● Activity
Each entry in the listing must be set down again word for word.

§ §
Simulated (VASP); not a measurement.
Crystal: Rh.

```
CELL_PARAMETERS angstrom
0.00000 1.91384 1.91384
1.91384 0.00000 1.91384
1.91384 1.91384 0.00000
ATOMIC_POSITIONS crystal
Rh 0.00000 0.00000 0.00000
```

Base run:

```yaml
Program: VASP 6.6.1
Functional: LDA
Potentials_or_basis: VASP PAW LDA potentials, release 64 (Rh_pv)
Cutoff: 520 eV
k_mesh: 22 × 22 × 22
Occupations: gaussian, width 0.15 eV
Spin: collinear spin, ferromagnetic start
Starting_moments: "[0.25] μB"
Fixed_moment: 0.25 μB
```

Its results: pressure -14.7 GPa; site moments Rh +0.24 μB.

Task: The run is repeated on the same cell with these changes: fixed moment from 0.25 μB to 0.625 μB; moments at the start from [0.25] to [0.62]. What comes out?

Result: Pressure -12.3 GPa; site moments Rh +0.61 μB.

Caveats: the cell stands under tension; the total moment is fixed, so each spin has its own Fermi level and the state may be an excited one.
§ §

● Result
Simulated (VASP); not a measurement.
Crystal: Rh.

```
CELL_PARAMETERS angstrom
0.00000 1.91384 1.91384
1.91384 0.00000 1.91384
1.91384 1.91384 0.00000
ATOMIC_POSITIONS crystal
Rh 0.00000 0.00000 0.00000
```

Base run:

```yaml
Program: VASP 6.6.1
Functional: LDA
Potentials_or_basis: VASP PAW LDA potentials, release 64 (Rh_pv)
Cutoff: 520 eV
k_mesh: 22 × 22 × 22
Occupations: gaussian, width 0.15 eV
Spin: collinear spin, ferromagnetic start
Starting_moments: "[0.25] μB"
Fixed_moment: 0.25 μB
```

Its results: pressure -14.7 GPa; site moments Rh +0.24 μB.

Task: The run is repeated on the same cell with these changes: fixed moment from 0.25 μB to 0.625 μB; moments at the start from [0.25] to [0.62]. What comes out?

Result: Pressure -12.3 GPa; site moments Rh +0.61 μB.

Caveats: the cell stands under tension; the total moment is fixed, so each spin has its own Fermi level and the state may be an excited one.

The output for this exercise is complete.